Work request »
Copy each line of the records below, from the first through the one that contains "Estimate the wall time of this run.", exactly as written.

** Entries shown follows **
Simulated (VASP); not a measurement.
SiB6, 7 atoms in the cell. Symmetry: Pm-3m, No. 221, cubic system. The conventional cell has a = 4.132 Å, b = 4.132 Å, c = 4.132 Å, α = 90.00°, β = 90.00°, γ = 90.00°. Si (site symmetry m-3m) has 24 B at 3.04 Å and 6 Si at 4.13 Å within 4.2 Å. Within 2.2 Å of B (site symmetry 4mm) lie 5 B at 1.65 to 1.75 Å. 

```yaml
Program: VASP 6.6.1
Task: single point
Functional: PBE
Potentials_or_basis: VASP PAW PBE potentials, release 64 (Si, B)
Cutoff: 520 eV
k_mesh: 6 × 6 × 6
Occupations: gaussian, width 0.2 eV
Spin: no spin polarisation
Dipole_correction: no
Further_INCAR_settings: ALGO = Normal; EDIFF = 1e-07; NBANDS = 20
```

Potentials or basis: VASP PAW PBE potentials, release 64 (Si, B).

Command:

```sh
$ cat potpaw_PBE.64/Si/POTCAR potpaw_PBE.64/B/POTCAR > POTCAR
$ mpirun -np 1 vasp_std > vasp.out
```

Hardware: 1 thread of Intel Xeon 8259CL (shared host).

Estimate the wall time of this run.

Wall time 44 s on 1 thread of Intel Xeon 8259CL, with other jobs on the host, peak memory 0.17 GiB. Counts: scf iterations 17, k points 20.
** End of Entries shown **

Result »
Simulated (VASP); not a measurement.
SiB6, 7 atoms in the cell. Symmetry: Pm-3m, No. 221, cubic system. The conventional cell has a = 4.132 Å, b = 4.132 Å, c = 4.132 Å, α = 90.00°, β = 90.00°, γ = 90.00°. Si (site symmetry m-3m) has 24 B at 3.04 Å and 6 Si at 4.13 Å within 4.2 Å. Within 2.2 Å of B (site symmetry 4mm) lie 5 B at 1.65 to 1.75 Å. 

```yaml
Program: VASP 6.6.1
Task: single point
Functional: PBE
Potentials_or_basis: VASP PAW PBE potentials, release 64 (Si, B)
Cutoff: 520 eV
k_mesh: 6 × 6 × 6
Occupations: gaussian, width 0.2 eV
Spin: no spin polarisation
Dipole_correction: no
Further_INCAR_settings: ALGO = Normal; EDIFF = 1e-07; NBANDS = 20
```

Potentials or basis: VASP PAW PBE potentials, release 64 (Si, B).

Command:

```sh
$ cat potpaw_PBE.64/Si/POTCAR potpaw_PBE.64/B/POTCAR > POTCAR
$ mpirun -np 1 vasp_std > vasp.out
```

Hardware: 1 thread of Intel Xeon 8259CL (shared host).

Estimate the wall time of this run.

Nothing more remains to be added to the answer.